* **Work request**
Only the stretch of the listing below that runs from the line with "Hardware: 1 thread" through the line with "Problem. Estimate the wall time of this run." is to be printed, exactly and with both ends.

[[ Provided records open ]]

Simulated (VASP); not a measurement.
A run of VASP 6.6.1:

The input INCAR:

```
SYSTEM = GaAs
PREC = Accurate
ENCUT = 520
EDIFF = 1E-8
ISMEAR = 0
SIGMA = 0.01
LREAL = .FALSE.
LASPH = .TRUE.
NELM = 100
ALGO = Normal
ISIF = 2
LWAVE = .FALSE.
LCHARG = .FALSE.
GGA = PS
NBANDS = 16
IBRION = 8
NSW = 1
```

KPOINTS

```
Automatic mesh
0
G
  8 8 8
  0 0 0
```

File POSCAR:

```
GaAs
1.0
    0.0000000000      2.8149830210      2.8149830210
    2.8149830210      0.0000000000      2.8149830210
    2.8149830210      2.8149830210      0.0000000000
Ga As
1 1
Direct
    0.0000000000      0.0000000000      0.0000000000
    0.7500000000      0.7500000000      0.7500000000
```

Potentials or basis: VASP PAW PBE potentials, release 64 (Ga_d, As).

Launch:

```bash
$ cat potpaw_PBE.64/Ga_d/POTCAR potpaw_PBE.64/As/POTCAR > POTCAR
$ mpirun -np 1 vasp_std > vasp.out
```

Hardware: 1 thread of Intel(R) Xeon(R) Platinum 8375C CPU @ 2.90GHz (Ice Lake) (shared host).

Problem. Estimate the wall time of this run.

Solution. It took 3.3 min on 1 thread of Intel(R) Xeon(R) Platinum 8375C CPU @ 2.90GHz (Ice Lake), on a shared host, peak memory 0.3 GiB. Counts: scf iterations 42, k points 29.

[[ Provided records closed ]]

* **Solution**
Hardware: 1 thread of Intel(R) Xeon(R) Platinum 8375C CPU @ 2.90GHz (Ice Lake) (shared host).

Problem. Estimate the wall time of this run.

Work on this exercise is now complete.